Would you restate word for word the lines of the listing, beginning at the first and ending with the line that holds "The structure is"?

○ ○ ○

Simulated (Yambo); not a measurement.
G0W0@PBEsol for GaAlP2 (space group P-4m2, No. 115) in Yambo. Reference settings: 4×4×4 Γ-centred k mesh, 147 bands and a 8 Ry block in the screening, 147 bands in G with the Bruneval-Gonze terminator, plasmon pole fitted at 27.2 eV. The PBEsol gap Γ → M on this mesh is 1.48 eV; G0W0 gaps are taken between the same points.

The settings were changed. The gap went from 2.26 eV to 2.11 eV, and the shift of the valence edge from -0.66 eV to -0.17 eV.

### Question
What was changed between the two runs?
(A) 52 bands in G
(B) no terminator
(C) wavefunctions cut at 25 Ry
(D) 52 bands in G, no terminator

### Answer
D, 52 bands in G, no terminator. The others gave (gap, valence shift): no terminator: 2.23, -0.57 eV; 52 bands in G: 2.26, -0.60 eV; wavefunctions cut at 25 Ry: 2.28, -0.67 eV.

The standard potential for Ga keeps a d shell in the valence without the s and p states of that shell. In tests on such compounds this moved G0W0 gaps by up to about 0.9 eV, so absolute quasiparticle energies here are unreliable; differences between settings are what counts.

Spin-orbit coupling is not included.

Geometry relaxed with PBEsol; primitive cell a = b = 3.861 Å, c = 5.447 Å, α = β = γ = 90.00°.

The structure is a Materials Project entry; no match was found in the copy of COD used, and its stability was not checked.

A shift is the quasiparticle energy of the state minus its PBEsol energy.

○ ○ ○

- Response box -
Simulated (Yambo); not a measurement.
G0W0@PBEsol for GaAlP2 (space group P-4m2, No. 115) in Yambo. Reference settings: 4×4×4 Γ-centred k mesh, 147 bands and a 8 Ry block in the screening, 147 bands in G with the Bruneval-Gonze terminator, plasmon pole fitted at 27.2 eV. The PBEsol gap Γ → M on this mesh is 1.48 eV; G0W0 gaps are taken between the same points.

The settings were changed. The gap went from 2.26 eV to 2.11 eV, and the shift of the valence edge from -0.66 eV to -0.17 eV.

### Question
What was changed between the two runs?
(A) 52 bands in G
(B) no terminator
(C) wavefunctions cut at 25 Ry
(D) 52 bands in G, no terminator

### Answer
D, 52 bands in G, no terminator. The others gave (gap, valence shift): no terminator: 2.23, -0.57 eV; 52 bands in G: 2.26, -0.60 eV; wavefunctions cut at 25 Ry: 2.28, -0.67 eV.

The standard potential for Ga keeps a d shell in the valence without the s and p states of that shell. In tests on such compounds this moved G0W0 gaps by up to about 0.9 eV, so absolute quasiparticle energies here are unreliable; differences between settings are what counts.

Spin-orbit coupling is not included.

Geometry relaxed with PBEsol; primitive cell a = b = 3.861 Å, c = 5.447 Å, α = β = γ = 90.00°.

The structure is a Materials Project entry; no match was found in the copy of COD used, and its stability was not checked.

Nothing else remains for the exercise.